_Assigned task:_
All that is needed is every record, duplicated exactly.

_ _ _ _ _

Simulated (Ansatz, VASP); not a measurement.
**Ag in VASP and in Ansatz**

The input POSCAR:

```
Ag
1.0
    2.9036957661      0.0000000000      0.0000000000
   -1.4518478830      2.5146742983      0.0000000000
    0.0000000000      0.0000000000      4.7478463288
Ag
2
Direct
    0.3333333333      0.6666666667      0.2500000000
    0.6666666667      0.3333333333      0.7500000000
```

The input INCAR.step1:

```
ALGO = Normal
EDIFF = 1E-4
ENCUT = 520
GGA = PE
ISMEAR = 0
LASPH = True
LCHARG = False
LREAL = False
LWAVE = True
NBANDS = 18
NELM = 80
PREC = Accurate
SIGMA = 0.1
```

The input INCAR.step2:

_ _ _ _ _

_Exercise output:_
Simulated (Ansatz, VASP); not a measurement.
**Ag in VASP and in Ansatz**

The input POSCAR:

```
Ag
1.0
    2.9036957661      0.0000000000      0.0000000000
   -1.4518478830      2.5146742983      0.0000000000
    0.0000000000      0.0000000000      4.7478463288
Ag
2
Direct
    0.3333333333      0.6666666667      0.2500000000
    0.6666666667      0.3333333333      0.7500000000
```

The input INCAR.step1:

```
ALGO = Normal
EDIFF = 1E-4
ENCUT = 520
GGA = PE
ISMEAR = 0
LASPH = True
LCHARG = False
LREAL = False
LWAVE = True
NBANDS = 18
NELM = 80
PREC = Accurate
SIGMA = 0.1
```

The input INCAR.step2:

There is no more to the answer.